* **Assignment**
Repeat each entry. Keep every line exactly as it is.

====== The data ======

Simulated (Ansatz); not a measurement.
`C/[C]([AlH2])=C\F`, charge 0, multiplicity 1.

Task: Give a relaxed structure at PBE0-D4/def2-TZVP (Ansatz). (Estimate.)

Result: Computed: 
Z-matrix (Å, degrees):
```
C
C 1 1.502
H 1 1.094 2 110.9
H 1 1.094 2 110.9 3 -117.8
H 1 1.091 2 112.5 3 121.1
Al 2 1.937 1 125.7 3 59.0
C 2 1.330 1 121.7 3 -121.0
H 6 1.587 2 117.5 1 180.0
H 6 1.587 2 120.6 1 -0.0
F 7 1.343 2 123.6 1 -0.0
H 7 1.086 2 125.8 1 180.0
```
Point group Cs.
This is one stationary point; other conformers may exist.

======

* **Your response**
Simulated (Ansatz); not a measurement.
`C/[C]([AlH2])=C\F`, charge 0, multiplicity 1.

Task: Give a relaxed structure at PBE0-D4/def2-TZVP (Ansatz). (Estimate.)

Result: Computed: 
Z-matrix (Å, degrees):
```
C
C 1 1.502
H 1 1.094 2 110.9
H 1 1.094 2 110.9 3 -117.8
H 1 1.091 2 112.5 3 121.1
Al 2 1.937 1 125.7 3 59.0
C 2 1.330 1 121.7 3 -121.0
H 6 1.587 2 117.5 1 180.0
H 6 1.587 2 120.6 1 -0.0
F 7 1.343 2 123.6 1 -0.0
H 7 1.086 2 125.8 1 180.0
```
Point group Cs.
This is one stationary point; other conformers may exist.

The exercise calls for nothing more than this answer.